——
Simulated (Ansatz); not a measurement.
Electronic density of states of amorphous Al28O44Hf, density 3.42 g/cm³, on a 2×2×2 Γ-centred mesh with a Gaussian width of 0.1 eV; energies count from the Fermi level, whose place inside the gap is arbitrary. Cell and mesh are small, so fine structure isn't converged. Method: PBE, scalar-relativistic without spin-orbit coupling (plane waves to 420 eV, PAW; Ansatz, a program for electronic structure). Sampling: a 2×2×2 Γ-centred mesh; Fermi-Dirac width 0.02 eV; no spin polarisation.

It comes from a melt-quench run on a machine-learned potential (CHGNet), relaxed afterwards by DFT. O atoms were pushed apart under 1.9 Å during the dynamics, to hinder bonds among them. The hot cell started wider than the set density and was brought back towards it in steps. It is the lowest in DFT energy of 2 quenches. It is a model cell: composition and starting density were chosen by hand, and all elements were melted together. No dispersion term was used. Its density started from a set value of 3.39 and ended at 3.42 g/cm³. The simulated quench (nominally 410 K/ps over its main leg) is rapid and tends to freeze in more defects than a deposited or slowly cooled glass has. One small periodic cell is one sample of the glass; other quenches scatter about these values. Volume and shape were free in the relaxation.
——

Work order:
Repeat only the lines above, from the first line of the entries through the line that contains "Electronic density of", including both ends.

Task output:
Simulated (Ansatz); not a measurement.
Electronic density of states of amorphous Al28O44Hf, density 3.42 g/cm³, on a 2×2×2 Γ-centred mesh with a Gaussian width of 0.1 eV; energies count from the Fermi level, whose place inside the gap is arbitrary. Cell and mesh are small, so fine structure isn't converged. Method: PBE, scalar-relativistic without spin-orbit coupling (plane waves to 420 eV, PAW; Ansatz, a program for electronic structure). Sampling: a 2×2×2 Γ-centred mesh; Fermi-Dirac width 0.02 eV; no spin polarisation.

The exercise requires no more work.